Set down exactly the lines of the listing below, please, beginning with the first and ending with the line that holds "This is a report".

[[ Data provided open ]]

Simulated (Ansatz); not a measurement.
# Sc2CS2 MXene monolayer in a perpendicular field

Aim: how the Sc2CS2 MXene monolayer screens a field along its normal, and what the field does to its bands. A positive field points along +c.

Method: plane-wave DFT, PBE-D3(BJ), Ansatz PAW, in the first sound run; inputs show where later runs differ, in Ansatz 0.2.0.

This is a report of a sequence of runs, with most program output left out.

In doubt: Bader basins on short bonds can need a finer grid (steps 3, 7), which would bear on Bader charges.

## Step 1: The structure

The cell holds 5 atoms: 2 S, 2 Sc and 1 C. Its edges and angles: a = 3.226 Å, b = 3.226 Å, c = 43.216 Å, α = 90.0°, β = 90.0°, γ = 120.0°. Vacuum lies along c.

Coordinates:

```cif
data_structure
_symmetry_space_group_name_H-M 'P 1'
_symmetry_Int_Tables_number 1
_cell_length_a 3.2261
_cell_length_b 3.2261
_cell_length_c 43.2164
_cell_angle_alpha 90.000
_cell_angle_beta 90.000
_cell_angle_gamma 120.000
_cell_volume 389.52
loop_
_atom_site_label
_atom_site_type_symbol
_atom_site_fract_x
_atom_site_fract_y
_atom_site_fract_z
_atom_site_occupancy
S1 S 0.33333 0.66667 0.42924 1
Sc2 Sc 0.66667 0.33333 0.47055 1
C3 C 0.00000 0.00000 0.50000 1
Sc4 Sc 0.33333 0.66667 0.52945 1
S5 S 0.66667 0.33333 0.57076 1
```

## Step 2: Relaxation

[[ Data provided closed ]]

• **Expected answer**:
Simulated (Ansatz); not a measurement.
# Sc2CS2 MXene monolayer in a perpendicular field

Aim: how the Sc2CS2 MXene monolayer screens a field along its normal, and what the field does to its bands. A positive field points along +c.

Method: plane-wave DFT, PBE-D3(BJ), Ansatz PAW, in the first sound run; inputs show where later runs differ, in Ansatz 0.2.0.

This is a report of a sequence of runs, with most program output left out.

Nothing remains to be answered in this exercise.